Extracted information =>
────
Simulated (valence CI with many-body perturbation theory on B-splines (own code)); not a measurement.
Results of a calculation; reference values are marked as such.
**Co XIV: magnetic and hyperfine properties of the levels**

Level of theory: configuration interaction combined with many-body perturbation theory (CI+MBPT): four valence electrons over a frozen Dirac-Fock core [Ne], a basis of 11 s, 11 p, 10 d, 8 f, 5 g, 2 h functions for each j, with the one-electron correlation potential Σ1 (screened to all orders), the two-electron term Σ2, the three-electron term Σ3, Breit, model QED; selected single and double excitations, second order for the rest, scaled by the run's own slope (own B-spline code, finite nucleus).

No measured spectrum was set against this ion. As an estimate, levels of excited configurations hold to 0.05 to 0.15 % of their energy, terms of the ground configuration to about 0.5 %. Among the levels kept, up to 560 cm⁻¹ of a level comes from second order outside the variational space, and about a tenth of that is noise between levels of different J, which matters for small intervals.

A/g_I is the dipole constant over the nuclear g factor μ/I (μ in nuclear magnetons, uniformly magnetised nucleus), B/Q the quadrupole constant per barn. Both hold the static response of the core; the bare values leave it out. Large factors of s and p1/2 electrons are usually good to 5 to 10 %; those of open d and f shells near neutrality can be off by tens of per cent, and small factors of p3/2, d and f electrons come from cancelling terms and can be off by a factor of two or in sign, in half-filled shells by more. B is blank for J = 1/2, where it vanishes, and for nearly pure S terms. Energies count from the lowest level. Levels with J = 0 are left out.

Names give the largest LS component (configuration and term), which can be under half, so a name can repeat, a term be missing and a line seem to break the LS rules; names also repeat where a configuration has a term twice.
────

Requirement =>
Line by line, reproduce the material exactly.

Response area =>
Simulated (valence CI with many-body perturbation theory on B-splines (own code)); not a measurement.
Results of a calculation; reference values are marked as such.
**Co XIV: magnetic and hyperfine properties of the levels**

Level of theory: configuration interaction combined with many-body perturbation theory (CI+MBPT): four valence electrons over a frozen Dirac-Fock core [Ne], a basis of 11 s, 11 p, 10 d, 8 f, 5 g, 2 h functions for each j, with the one-electron correlation potential Σ1 (screened to all orders), the two-electron term Σ2, the three-electron term Σ3, Breit, model QED; selected single and double excitations, second order for the rest, scaled by the run's own slope (own B-spline code, finite nucleus).

No measured spectrum was set against this ion. As an estimate, levels of excited configurations hold to 0.05 to 0.15 % of their energy, terms of the ground configuration to about 0.5 %. Among the levels kept, up to 560 cm⁻¹ of a level comes from second order outside the variational space, and about a tenth of that is noise between levels of different J, which matters for small intervals.

A/g_I is the dipole constant over the nuclear g factor μ/I (μ in nuclear magnetons, uniformly magnetised nucleus), B/Q the quadrupole constant per barn. Both hold the static response of the core; the bare values leave it out. Large factors of s and p1/2 electrons are usually good to 5 to 10 %; those of open d and f shells near neutrality can be off by tens of per cent, and small factors of p3/2, d and f electrons come from cancelling terms and can be off by a factor of two or in sign, in half-filled shells by more. B is blank for J = 1/2, where it vanishes, and for nearly pure S terms. Energies count from the lowest level. Levels with J = 0 are left out.

Names give the largest LS component (configuration and term), which can be under half, so a name can repeat, a term be missing and a line seem to break the LS rules; names also repeat where a configuration has a term twice.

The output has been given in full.